%%

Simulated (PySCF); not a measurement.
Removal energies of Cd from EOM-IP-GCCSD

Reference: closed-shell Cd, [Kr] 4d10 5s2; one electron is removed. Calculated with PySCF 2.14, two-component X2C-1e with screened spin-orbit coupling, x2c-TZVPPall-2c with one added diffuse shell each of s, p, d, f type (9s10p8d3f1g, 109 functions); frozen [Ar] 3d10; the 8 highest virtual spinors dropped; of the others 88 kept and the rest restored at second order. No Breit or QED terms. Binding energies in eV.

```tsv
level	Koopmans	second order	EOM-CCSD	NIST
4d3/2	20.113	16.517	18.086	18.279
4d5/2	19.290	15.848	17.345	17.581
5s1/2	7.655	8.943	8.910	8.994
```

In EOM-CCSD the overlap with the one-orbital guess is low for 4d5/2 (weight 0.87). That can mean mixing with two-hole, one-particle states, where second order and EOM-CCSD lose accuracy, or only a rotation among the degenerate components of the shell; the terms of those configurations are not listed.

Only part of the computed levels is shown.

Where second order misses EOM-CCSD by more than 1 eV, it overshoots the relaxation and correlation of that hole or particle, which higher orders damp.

%%

== Brief ==
In the entries above, find the line holding "Removal energies of Cd from EOM-IP-GCCSD" and the line holding "Only part of the computed levels is shown.", then retype exactly those two lines and every line between them, and nothing else.

== Response box ==
Removal energies of Cd from EOM-IP-GCCSD

Reference: closed-shell Cd, [Kr] 4d10 5s2; one electron is removed. Calculated with PySCF 2.14, two-component X2C-1e with screened spin-orbit coupling, x2c-TZVPPall-2c with one added diffuse shell each of s, p, d, f type (9s10p8d3f1g, 109 functions); frozen [Ar] 3d10; the 8 highest virtual spinors dropped; of the others 88 kept and the rest restored at second order. No Breit or QED terms. Binding energies in eV.

```tsv
level	Koopmans	second order	EOM-CCSD	NIST
4d3/2	20.113	16.517	18.086	18.279
4d5/2	19.290	15.848	17.345	17.581
5s1/2	7.655	8.943	8.910	8.994
```

In EOM-CCSD the overlap with the one-orbital guess is low for 4d5/2 (weight 0.87). That can mean mixing with two-hole, one-particle states, where second order and EOM-CCSD lose accuracy, or only a rotation among the degenerate components of the shell; the terms of those configurations are not listed.

Only part of the computed levels is shown.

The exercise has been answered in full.